* Given data *
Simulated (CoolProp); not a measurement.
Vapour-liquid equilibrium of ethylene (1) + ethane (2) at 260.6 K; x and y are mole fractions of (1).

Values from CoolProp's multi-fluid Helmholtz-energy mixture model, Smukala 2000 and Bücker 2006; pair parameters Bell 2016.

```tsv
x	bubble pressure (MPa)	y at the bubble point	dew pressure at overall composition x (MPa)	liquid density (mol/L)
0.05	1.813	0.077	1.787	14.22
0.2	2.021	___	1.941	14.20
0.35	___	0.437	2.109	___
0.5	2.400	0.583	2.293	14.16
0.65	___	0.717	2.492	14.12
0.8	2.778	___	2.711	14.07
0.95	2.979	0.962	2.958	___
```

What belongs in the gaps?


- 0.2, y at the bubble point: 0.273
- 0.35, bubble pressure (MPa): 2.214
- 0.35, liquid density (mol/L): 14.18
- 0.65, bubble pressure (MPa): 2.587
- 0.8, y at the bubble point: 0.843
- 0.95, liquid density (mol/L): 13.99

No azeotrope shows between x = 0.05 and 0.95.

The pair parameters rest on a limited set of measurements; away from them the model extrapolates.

* Task item *
In full and without changes, copy the entries above.

* Answer space *
Simulated (CoolProp); not a measurement.
Vapour-liquid equilibrium of ethylene (1) + ethane (2) at 260.6 K; x and y are mole fractions of (1).

Values from CoolProp's multi-fluid Helmholtz-energy mixture model, Smukala 2000 and Bücker 2006; pair parameters Bell 2016.

```tsv
x	bubble pressure (MPa)	y at the bubble point	dew pressure at overall composition x (MPa)	liquid density (mol/L)
0.05	1.813	0.077	1.787	14.22
0.2	2.021	___	1.941	14.20
0.35	___	0.437	2.109	___
0.5	2.400	0.583	2.293	14.16
0.65	___	0.717	2.492	14.12
0.8	2.778	___	2.711	14.07
0.95	2.979	0.962	2.958	___
```

What belongs in the gaps?


- 0.2, y at the bubble point: 0.273
- 0.35, bubble pressure (MPa): 2.214
- 0.35, liquid density (mol/L): 14.18
- 0.65, bubble pressure (MPa): 2.587
- 0.8, y at the bubble point: 0.843
- 0.95, liquid density (mol/L): 13.99

No azeotrope shows between x = 0.05 and 0.95.

The pair parameters rest on a limited set of measurements; away from them the model extrapolates.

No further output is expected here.